--- START ---

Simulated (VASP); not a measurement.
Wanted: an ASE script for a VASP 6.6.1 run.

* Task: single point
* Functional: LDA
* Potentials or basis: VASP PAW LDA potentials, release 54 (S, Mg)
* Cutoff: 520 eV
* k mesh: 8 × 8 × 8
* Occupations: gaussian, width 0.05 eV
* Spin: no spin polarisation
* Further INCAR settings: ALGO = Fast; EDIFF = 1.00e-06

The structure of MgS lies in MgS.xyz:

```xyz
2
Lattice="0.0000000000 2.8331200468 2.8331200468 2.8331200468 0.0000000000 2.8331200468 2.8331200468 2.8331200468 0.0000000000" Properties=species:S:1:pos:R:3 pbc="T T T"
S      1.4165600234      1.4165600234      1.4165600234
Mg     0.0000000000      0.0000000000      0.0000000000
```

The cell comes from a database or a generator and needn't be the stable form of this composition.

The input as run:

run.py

--- END ---

Activity: Take the material above and print all of it exactly.

Task result:
Simulated (VASP); not a measurement.
Wanted: an ASE script for a VASP 6.6.1 run.

* Task: single point
* Functional: LDA
* Potentials or basis: VASP PAW LDA potentials, release 54 (S, Mg)
* Cutoff: 520 eV
* k mesh: 8 × 8 × 8
* Occupations: gaussian, width 0.05 eV
* Spin: no spin polarisation
* Further INCAR settings: ALGO = Fast; EDIFF = 1.00e-06

The structure of MgS lies in MgS.xyz:

```xyz
2
Lattice="0.0000000000 2.8331200468 2.8331200468 2.8331200468 0.0000000000 2.8331200468 2.8331200468 2.8331200468 0.0000000000" Properties=species:S:1:pos:R:3 pbc="T T T"
S      1.4165600234      1.4165600234      1.4165600234
Mg     0.0000000000      0.0000000000      0.0000000000
```

The cell comes from a database or a generator and needn't be the stable form of this composition.

The input as run:

run.py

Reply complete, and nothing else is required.